Exercise: Copy exactly the stretch of data below from the line with "All numbers below" through the line with "Problem. How far from equilibrium is it?", including both of those lines.

*** Opening of Dataset extract ***
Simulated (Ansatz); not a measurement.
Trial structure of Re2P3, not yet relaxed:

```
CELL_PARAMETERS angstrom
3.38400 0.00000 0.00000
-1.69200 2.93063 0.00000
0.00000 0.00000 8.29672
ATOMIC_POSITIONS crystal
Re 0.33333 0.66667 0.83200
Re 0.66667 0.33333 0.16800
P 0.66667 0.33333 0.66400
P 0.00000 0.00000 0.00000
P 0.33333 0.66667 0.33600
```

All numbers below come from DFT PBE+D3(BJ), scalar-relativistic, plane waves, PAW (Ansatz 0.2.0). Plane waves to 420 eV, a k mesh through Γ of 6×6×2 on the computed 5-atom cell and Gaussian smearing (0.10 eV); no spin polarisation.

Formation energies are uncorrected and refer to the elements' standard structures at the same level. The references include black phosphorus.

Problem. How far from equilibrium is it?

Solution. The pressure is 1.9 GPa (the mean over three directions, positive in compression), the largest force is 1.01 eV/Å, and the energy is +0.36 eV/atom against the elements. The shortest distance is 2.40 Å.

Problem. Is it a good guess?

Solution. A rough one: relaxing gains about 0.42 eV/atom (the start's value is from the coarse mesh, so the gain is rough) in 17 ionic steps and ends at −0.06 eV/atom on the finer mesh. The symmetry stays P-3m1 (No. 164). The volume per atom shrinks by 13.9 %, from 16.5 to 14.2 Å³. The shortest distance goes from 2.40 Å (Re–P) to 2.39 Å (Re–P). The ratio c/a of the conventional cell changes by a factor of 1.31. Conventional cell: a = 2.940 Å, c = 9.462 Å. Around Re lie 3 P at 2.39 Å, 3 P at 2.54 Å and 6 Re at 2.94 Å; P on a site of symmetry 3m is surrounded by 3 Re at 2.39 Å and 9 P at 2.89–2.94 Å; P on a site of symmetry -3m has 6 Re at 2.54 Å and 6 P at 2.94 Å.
*** Close of Dataset extract ***

Task output:
All numbers below come from DFT PBE+D3(BJ), scalar-relativistic, plane waves, PAW (Ansatz 0.2.0). Plane waves to 420 eV, a k mesh through Γ of 6×6×2 on the computed 5-atom cell and Gaussian smearing (0.10 eV); no spin polarisation.

Formation energies are uncorrected and refer to the elements' standard structures at the same level. The references include black phosphorus.

Problem. How far from equilibrium is it?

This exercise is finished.